____________________

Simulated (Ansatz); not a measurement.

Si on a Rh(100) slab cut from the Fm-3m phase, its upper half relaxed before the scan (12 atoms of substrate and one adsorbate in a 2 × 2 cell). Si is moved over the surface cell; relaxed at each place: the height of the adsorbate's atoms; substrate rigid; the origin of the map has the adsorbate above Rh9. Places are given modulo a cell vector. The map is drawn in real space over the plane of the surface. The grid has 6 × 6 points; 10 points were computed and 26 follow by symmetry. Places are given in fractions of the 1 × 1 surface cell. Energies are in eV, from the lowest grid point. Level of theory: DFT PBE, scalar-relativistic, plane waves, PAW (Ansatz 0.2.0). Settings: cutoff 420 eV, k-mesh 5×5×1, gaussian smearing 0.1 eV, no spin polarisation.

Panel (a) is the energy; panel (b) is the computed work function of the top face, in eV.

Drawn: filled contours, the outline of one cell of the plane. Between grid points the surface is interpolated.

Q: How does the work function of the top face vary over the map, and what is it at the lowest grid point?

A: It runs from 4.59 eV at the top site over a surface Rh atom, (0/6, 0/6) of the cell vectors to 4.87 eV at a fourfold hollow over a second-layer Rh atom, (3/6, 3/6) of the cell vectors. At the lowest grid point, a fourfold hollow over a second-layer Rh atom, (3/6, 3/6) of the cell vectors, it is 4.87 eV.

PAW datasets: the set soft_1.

____________________

● **Assigned task**:
Repeat the records above exactly, with nothing left out.

● **Task result**:
Simulated (Ansatz); not a measurement.

Si on a Rh(100) slab cut from the Fm-3m phase, its upper half relaxed before the scan (12 atoms of substrate and one adsorbate in a 2 × 2 cell). Si is moved over the surface cell; relaxed at each place: the height of the adsorbate's atoms; substrate rigid; the origin of the map has the adsorbate above Rh9. Places are given modulo a cell vector. The map is drawn in real space over the plane of the surface. The grid has 6 × 6 points; 10 points were computed and 26 follow by symmetry. Places are given in fractions of the 1 × 1 surface cell. Energies are in eV, from the lowest grid point. Level of theory: DFT PBE, scalar-relativistic, plane waves, PAW (Ansatz 0.2.0). Settings: cutoff 420 eV, k-mesh 5×5×1, gaussian smearing 0.1 eV, no spin polarisation.

Panel (a) is the energy; panel (b) is the computed work function of the top face, in eV.

Drawn: filled contours, the outline of one cell of the plane. Between grid points the surface is interpolated.

Q: How does the work function of the top face vary over the map, and what is it at the lowest grid point?

A: It runs from 4.59 eV at the top site over a surface Rh atom, (0/6, 0/6) of the cell vectors to 4.87 eV at a fourfold hollow over a second-layer Rh atom, (3/6, 3/6) of the cell vectors. At the lowest grid point, a fourfold hollow over a second-layer Rh atom, (3/6, 3/6) of the cell vectors, it is 4.87 eV.

PAW datasets: the set soft_1.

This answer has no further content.